Your answer should be the lines below from the one holding "Cell: an entry" through the one holding "The largest change", copied exactly and with nothing else.

-- Opening Marker --

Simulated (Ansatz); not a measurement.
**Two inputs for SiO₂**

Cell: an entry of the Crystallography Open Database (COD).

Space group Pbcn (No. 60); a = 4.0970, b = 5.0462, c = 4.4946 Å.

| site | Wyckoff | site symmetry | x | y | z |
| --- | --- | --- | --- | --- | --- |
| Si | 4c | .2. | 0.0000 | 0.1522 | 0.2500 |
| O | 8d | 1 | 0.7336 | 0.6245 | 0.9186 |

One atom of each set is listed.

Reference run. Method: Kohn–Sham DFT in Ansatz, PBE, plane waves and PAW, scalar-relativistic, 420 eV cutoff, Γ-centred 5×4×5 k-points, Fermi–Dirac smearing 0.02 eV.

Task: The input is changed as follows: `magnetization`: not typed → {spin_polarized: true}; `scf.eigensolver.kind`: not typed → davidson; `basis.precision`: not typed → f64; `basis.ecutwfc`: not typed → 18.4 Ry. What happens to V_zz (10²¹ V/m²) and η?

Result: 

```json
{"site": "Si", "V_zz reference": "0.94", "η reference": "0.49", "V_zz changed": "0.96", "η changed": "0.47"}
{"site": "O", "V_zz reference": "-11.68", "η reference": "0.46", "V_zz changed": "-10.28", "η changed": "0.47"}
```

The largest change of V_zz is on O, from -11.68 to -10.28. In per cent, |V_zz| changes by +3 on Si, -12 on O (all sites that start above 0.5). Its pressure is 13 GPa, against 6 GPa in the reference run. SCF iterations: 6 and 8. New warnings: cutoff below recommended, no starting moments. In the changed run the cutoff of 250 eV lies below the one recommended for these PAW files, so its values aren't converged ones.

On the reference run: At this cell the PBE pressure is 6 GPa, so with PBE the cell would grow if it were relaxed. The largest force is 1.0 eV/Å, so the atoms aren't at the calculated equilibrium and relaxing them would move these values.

-- Closing Marker --

- [ANSWER SPACE]
Cell: an entry of the Crystallography Open Database (COD).

Space group Pbcn (No. 60); a = 4.0970, b = 5.0462, c = 4.4946 Å.

| site | Wyckoff | site symmetry | x | y | z |
| --- | --- | --- | --- | --- | --- |
| Si | 4c | .2. | 0.0000 | 0.1522 | 0.2500 |
| O | 8d | 1 | 0.7336 | 0.6245 | 0.9186 |

One atom of each set is listed.

Reference run. Method: Kohn–Sham DFT in Ansatz, PBE, plane waves and PAW, scalar-relativistic, 420 eV cutoff, Γ-centred 5×4×5 k-points, Fermi–Dirac smearing 0.02 eV.

Task: The input is changed as follows: `magnetization`: not typed → {spin_polarized: true}; `scf.eigensolver.kind`: not typed → davidson; `basis.precision`: not typed → f64; `basis.ecutwfc`: not typed → 18.4 Ry. What happens to V_zz (10²¹ V/m²) and η?

Result: 

```json
{"site": "Si", "V_zz reference": "0.94", "η reference": "0.49", "V_zz changed": "0.96", "η changed": "0.47"}
{"site": "O", "V_zz reference": "-11.68", "η reference": "0.46", "V_zz changed": "-10.28", "η changed": "0.47"}
```

The largest change of V_zz is on O, from -11.68 to -10.28. In per cent, |V_zz| changes by +3 on Si, -12 on O (all sites that start above 0.5). Its pressure is 13 GPa, against 6 GPa in the reference run. SCF iterations: 6 and 8. New warnings: cutoff below recommended, no starting moments. In the changed run the cutoff of 250 eV lies below the one recommended for these PAW files, so its values aren't converged ones.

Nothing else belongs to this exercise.